Each line of the data below from the one holding "Without a dispersion" to the one holding "Read the plot: is", inclusive, is to be reproduced exactly; no other line belongs in the answer.

*** Opening of Excerpted data ***

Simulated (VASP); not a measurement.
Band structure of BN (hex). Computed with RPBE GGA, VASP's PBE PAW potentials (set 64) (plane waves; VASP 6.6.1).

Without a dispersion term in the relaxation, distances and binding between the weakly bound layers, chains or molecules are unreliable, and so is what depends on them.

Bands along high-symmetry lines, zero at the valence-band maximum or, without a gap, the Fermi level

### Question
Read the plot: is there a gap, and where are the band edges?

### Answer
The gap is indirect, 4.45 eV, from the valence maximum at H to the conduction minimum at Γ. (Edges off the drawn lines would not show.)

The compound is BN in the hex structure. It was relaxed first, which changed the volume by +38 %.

*** Close of Excerpted data ***

Exercise response
Without a dispersion term in the relaxation, distances and binding between the weakly bound layers, chains or molecules are unreliable, and so is what depends on them.

Bands along high-symmetry lines, zero at the valence-band maximum or, without a gap, the Fermi level

### Question
Read the plot: is there a gap, and where are the band edges?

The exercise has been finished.